Record excerpts Start Marker

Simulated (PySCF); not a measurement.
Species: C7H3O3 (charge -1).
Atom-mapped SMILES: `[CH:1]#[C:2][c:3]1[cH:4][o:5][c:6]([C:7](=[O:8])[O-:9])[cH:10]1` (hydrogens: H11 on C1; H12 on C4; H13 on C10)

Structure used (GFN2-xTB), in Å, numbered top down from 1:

Record excerpts End Marker

→ Brief
Write down all of the listing exactly.

→ Answer section
Simulated (PySCF); not a measurement.
Species: C7H3O3 (charge -1).
Atom-mapped SMILES: `[CH:1]#[C:2][c:3]1[cH:4][o:5][c:6]([C:7](=[O:8])[O-:9])[cH:10]1` (hydrogens: H11 on C1; H12 on C4; H13 on C10)

Structure used (GFN2-xTB), in Å, numbered top down from 1:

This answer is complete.